* [RECORDED DATA]:
—————
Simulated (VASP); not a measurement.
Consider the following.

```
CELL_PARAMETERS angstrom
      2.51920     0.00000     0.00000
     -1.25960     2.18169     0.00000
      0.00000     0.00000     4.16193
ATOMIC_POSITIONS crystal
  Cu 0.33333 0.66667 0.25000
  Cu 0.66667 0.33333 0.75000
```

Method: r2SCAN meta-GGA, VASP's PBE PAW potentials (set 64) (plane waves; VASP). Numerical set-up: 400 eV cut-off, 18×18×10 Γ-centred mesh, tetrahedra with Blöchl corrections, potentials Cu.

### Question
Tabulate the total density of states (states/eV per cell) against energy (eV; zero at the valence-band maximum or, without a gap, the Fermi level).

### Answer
—————

* [ASSIGNED TASK]:
Output the material above, all of it, exactly.

* [TASK RESPONSE]:
Simulated (VASP); not a measurement.
Consider the following.

```
CELL_PARAMETERS angstrom
      2.51920     0.00000     0.00000
     -1.25960     2.18169     0.00000
      0.00000     0.00000     4.16193
ATOMIC_POSITIONS crystal
  Cu 0.33333 0.66667 0.25000
  Cu 0.66667 0.33333 0.75000
```

Method: r2SCAN meta-GGA, VASP's PBE PAW potentials (set 64) (plane waves; VASP). Numerical set-up: 400 eV cut-off, 18×18×10 Γ-centred mesh, tetrahedra with Blöchl corrections, potentials Cu.

### Question
Tabulate the total density of states (states/eV per cell) against energy (eV; zero at the valence-band maximum or, without a gap, the Fermi level).

### Answer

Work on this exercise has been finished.